- [DATA EXTRACT]:
= Beginning of Section =

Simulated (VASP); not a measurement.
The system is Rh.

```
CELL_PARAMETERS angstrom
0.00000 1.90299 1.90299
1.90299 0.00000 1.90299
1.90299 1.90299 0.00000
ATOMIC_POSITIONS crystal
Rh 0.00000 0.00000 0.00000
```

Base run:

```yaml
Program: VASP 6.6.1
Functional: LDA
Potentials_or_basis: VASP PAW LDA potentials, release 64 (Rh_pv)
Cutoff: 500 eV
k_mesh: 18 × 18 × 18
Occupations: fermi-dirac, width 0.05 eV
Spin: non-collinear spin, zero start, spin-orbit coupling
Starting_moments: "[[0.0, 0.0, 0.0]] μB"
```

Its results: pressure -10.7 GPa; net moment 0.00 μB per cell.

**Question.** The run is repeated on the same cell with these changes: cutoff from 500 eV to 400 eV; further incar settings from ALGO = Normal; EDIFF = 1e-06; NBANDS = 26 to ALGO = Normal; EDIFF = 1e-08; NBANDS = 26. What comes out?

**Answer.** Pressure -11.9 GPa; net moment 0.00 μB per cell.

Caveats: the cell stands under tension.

= End of Section =

- [ACTION ITEM]: From the first line through the last, give the data above again exactly.

- [EXERCISE RESPONSE]:
Simulated (VASP); not a measurement.
The system is Rh.

```
CELL_PARAMETERS angstrom
0.00000 1.90299 1.90299
1.90299 0.00000 1.90299
1.90299 1.90299 0.00000
ATOMIC_POSITIONS crystal
Rh 0.00000 0.00000 0.00000
```

Base run:

```yaml
Program: VASP 6.6.1
Functional: LDA
Potentials_or_basis: VASP PAW LDA potentials, release 64 (Rh_pv)
Cutoff: 500 eV
k_mesh: 18 × 18 × 18
Occupations: fermi-dirac, width 0.05 eV
Spin: non-collinear spin, zero start, spin-orbit coupling
Starting_moments: "[[0.0, 0.0, 0.0]] μB"
```

Its results: pressure -10.7 GPa; net moment 0.00 μB per cell.

**Question.** The run is repeated on the same cell with these changes: cutoff from 500 eV to 400 eV; further incar settings from ALGO = Normal; EDIFF = 1e-06; NBANDS = 26 to ALGO = Normal; EDIFF = 1e-08; NBANDS = 26. What comes out?

**Answer.** Pressure -11.9 GPa; net moment 0.00 μB per cell.

Caveats: the cell stands under tension.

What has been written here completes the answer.